| WORK ORDER |
Lines to return, exactly: from the line with "width 0.1 eV" to the line with "A: Over 9 steps" in the entries below, both included.

*** Opening of PROVIDED DATA ***
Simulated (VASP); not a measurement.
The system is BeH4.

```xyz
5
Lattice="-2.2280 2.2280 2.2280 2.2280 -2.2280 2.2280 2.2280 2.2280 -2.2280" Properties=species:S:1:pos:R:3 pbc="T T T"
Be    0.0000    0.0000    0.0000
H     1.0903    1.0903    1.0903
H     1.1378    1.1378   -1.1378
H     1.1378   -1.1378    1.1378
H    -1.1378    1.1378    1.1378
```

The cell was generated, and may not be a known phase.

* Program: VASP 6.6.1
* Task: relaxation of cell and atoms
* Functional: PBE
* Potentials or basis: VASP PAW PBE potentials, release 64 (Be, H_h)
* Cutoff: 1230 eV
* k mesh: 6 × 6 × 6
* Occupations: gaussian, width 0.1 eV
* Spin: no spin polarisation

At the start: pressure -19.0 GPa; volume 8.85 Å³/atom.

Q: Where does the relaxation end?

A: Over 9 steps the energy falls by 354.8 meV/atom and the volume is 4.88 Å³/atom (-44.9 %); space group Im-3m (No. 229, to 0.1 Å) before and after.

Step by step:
*** Close of PROVIDED DATA ***

| EXPECTED ANSWER |
* Occupations: gaussian, width 0.1 eV
* Spin: no spin polarisation

At the start: pressure -19.0 GPa; volume 8.85 Å³/atom.

Q: Where does the relaxation end?

A: Over 9 steps the energy falls by 354.8 meV/atom and the volume is 4.88 Å³/atom (-44.9 %); space group Im-3m (No. 229, to 0.1 Å) before and after.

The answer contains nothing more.